Work task. Return the lines below exactly, from the first one through the line that has "B) Ge2Pt, MoSi2 or CaC2 type". Leave out everything after it.

Extracted material.
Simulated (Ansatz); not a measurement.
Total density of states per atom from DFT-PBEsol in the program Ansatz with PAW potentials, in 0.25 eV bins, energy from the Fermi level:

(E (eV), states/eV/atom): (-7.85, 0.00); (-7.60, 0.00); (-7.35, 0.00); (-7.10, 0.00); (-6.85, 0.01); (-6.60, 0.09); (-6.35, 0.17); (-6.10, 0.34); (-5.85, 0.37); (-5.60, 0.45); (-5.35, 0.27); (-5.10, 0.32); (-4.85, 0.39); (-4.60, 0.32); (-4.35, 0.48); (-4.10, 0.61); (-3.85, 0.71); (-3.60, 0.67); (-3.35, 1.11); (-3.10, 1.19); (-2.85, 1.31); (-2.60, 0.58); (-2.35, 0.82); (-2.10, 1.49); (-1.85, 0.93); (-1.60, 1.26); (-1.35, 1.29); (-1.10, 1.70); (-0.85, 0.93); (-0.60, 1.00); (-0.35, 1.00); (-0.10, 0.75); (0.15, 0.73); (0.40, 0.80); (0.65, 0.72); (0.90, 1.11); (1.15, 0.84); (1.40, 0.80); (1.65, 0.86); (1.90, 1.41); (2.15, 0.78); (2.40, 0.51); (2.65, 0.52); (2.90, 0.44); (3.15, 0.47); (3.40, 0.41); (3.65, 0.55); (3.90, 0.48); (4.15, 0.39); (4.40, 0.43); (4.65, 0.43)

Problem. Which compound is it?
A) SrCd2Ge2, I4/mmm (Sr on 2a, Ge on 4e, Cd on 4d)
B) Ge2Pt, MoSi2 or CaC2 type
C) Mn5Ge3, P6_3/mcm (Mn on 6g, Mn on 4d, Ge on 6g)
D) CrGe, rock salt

Task output.
Simulated (Ansatz); not a measurement.
Total density of states per atom from DFT-PBEsol in the program Ansatz with PAW potentials, in 0.25 eV bins, energy from the Fermi level:

(E (eV), states/eV/atom): (-7.85, 0.00); (-7.60, 0.00); (-7.35, 0.00); (-7.10, 0.00); (-6.85, 0.01); (-6.60, 0.09); (-6.35, 0.17); (-6.10, 0.34); (-5.85, 0.37); (-5.60, 0.45); (-5.35, 0.27); (-5.10, 0.32); (-4.85, 0.39); (-4.60, 0.32); (-4.35, 0.48); (-4.10, 0.61); (-3.85, 0.71); (-3.60, 0.67); (-3.35, 1.11); (-3.10, 1.19); (-2.85, 1.31); (-2.60, 0.58); (-2.35, 0.82); (-2.10, 1.49); (-1.85, 0.93); (-1.60, 1.26); (-1.35, 1.29); (-1.10, 1.70); (-0.85, 0.93); (-0.60, 1.00); (-0.35, 1.00); (-0.10, 0.75); (0.15, 0.73); (0.40, 0.80); (0.65, 0.72); (0.90, 1.11); (1.15, 0.84); (1.40, 0.80); (1.65, 0.86); (1.90, 1.41); (2.15, 0.78); (2.40, 0.51); (2.65, 0.52); (2.90, 0.44); (3.15, 0.47); (3.40, 0.41); (3.65, 0.55); (3.90, 0.48); (4.15, 0.39); (4.40, 0.43); (4.65, 0.43)

Problem. Which compound is it?
A) SrCd2Ge2, I4/mmm (Sr on 2a, Ge on 4e, Cd on 4d)
B) Ge2Pt, MoSi2 or CaC2 type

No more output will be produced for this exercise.